BRIEF: Repeat every record below exactly as written.

═══ THE DATA

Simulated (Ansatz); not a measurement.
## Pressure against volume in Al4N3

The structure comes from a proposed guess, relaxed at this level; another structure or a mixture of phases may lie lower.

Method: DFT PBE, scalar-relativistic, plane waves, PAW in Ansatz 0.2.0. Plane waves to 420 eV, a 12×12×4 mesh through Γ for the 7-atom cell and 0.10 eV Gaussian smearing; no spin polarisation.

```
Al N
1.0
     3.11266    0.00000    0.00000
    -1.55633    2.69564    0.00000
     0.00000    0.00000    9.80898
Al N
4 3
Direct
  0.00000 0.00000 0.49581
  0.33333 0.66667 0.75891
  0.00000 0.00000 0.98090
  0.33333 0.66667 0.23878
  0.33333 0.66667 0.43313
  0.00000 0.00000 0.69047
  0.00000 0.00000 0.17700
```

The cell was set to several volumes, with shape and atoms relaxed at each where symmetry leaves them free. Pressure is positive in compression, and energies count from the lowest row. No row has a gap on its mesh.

══════

ANSWER SPACE:
Simulated (Ansatz); not a measurement.
## Pressure against volume in Al4N3

The structure comes from a proposed guess, relaxed at this level; another structure or a mixture of phases may lie lower.

Method: DFT PBE, scalar-relativistic, plane waves, PAW in Ansatz 0.2.0. Plane waves to 420 eV, a 12×12×4 mesh through Γ for the 7-atom cell and 0.10 eV Gaussian smearing; no spin polarisation.

```
Al N
1.0
     3.11266    0.00000    0.00000
    -1.55633    2.69564    0.00000
     0.00000    0.00000    9.80898
Al N
4 3
Direct
  0.00000 0.00000 0.49581
  0.33333 0.66667 0.75891
  0.00000 0.00000 0.98090
  0.33333 0.66667 0.23878
  0.33333 0.66667 0.43313
  0.00000 0.00000 0.69047
  0.00000 0.00000 0.17700
```

The cell was set to several volumes, with shape and atoms relaxed at each where symmetry leaves them free. Pressure is positive in compression, and energies count from the lowest row. No row has a gap on its mesh.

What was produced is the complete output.